Each line below must be printed again exactly.

◆ **Given records**:
-*-

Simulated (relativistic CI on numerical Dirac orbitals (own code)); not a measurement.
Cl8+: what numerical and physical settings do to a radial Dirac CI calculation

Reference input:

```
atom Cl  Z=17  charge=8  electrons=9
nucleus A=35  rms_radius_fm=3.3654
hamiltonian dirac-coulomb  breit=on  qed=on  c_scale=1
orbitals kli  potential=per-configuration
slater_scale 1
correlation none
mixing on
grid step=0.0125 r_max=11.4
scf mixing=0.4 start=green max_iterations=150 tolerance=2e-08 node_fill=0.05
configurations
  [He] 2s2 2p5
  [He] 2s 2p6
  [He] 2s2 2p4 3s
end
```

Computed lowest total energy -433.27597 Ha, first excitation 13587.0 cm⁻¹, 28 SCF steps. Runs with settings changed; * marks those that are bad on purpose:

-*-

◆ **Written answer**:
Simulated (relativistic CI on numerical Dirac orbitals (own code)); not a measurement.
Cl8+: what numerical and physical settings do to a radial Dirac CI calculation

Reference input:

```
atom Cl  Z=17  charge=8  electrons=9
nucleus A=35  rms_radius_fm=3.3654
hamiltonian dirac-coulomb  breit=on  qed=on  c_scale=1
orbitals kli  potential=per-configuration
slater_scale 1
correlation none
mixing on
grid step=0.0125 r_max=11.4
scf mixing=0.4 start=green max_iterations=150 tolerance=2e-08 node_fill=0.05
configurations
  [He] 2s2 2p5
  [He] 2s 2p6
  [He] 2s2 2p4 3s
end
```

Computed lowest total energy -433.27597 Ha, first excitation 13587.0 cm⁻¹, 28 SCF steps. Runs with settings changed; * marks those that are bad on purpose:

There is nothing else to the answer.